All of the data needs to be repeated exactly.

###

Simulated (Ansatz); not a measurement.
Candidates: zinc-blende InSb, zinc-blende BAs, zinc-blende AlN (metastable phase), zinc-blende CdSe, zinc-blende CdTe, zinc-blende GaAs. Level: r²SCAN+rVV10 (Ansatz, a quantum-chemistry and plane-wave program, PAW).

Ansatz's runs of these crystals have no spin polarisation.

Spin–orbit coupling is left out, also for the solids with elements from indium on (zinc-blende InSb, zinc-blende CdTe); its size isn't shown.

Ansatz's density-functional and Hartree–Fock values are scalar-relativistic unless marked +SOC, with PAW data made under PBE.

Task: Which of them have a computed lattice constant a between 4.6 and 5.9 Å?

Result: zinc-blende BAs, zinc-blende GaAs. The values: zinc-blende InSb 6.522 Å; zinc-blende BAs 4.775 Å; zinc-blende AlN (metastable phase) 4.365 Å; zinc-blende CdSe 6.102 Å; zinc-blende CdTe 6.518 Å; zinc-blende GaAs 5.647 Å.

###

→ Exercise result:
Simulated (Ansatz); not a measurement.
Candidates: zinc-blende InSb, zinc-blende BAs, zinc-blende AlN (metastable phase), zinc-blende CdSe, zinc-blende CdTe, zinc-blende GaAs. Level: r²SCAN+rVV10 (Ansatz, a quantum-chemistry and plane-wave program, PAW).

Ansatz's runs of these crystals have no spin polarisation.

Spin–orbit coupling is left out, also for the solids with elements from indium on (zinc-blende InSb, zinc-blende CdTe); its size isn't shown.

Ansatz's density-functional and Hartree–Fock values are scalar-relativistic unless marked +SOC, with PAW data made under PBE.

Task: Which of them have a computed lattice constant a between 4.6 and 5.9 Å?

Result: zinc-blende BAs, zinc-blende GaAs. The values: zinc-blende InSb 6.522 Å; zinc-blende BAs 4.775 Å; zinc-blende AlN (metastable phase) 4.365 Å; zinc-blende CdSe 6.102 Å; zinc-blende CdTe 6.518 Å; zinc-blende GaAs 5.647 Å.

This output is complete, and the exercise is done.